■ MATERIAL SHOWN ■
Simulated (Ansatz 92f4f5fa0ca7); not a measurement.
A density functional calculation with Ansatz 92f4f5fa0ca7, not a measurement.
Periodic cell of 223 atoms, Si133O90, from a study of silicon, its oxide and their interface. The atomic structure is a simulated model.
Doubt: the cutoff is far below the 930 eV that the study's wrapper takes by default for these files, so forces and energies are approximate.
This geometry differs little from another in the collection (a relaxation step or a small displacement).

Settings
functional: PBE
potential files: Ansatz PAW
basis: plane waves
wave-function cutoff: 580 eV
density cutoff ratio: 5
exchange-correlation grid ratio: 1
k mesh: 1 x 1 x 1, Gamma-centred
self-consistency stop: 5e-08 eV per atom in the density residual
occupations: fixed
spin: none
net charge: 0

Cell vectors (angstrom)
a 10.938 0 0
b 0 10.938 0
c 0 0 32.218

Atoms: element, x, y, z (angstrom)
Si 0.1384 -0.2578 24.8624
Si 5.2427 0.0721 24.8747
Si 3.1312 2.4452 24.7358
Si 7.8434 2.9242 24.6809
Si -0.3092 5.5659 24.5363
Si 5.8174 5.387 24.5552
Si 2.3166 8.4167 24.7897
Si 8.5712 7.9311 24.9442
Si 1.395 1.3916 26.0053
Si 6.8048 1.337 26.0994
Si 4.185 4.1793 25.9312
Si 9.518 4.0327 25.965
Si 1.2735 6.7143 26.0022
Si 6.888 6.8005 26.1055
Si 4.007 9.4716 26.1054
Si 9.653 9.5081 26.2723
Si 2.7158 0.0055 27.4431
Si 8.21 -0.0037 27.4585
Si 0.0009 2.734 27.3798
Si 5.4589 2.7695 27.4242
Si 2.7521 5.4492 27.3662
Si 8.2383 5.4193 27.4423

■ ACTION ITEM ■
Each entry above has to be duplicated exactly as it stands.

■ ANSWER BOX ■
Simulated (Ansatz 92f4f5fa0ca7); not a measurement.
A density functional calculation with Ansatz 92f4f5fa0ca7, not a measurement.
Periodic cell of 223 atoms, Si133O90, from a study of silicon, its oxide and their interface. The atomic structure is a simulated model.
Doubt: the cutoff is far below the 930 eV that the study's wrapper takes by default for these files, so forces and energies are approximate.
This geometry differs little from another in the collection (a relaxation step or a small displacement).

Settings
functional: PBE
potential files: Ansatz PAW
basis: plane waves
wave-function cutoff: 580 eV
density cutoff ratio: 5
exchange-correlation grid ratio: 1
k mesh: 1 x 1 x 1, Gamma-centred
self-consistency stop: 5e-08 eV per atom in the density residual
occupations: fixed
spin: none
net charge: 0

Cell vectors (angstrom)
a 10.938 0 0
b 0 10.938 0
c 0 0 32.218

Atoms: element, x, y, z (angstrom)
Si 0.1384 -0.2578 24.8624
Si 5.2427 0.0721 24.8747
Si 3.1312 2.4452 24.7358
Si 7.8434 2.9242 24.6809
Si -0.3092 5.5659 24.5363
Si 5.8174 5.387 24.5552
Si 2.3166 8.4167 24.7897
Si 8.5712 7.9311 24.9442
Si 1.395 1.3916 26.0053
Si 6.8048 1.337 26.0994
Si 4.185 4.1793 25.9312
Si 9.518 4.0327 25.965
Si 1.2735 6.7143 26.0022
Si 6.888 6.8005 26.1055
Si 4.007 9.4716 26.1054
Si 9.653 9.5081 26.2723
Si 2.7158 0.0055 27.4431
Si 8.21 -0.0037 27.4585
Si 0.0009 2.734 27.3798
Si 5.4589 2.7695 27.4242
Si 2.7521 5.4492 27.3662
Si 8.2383 5.4193 27.4423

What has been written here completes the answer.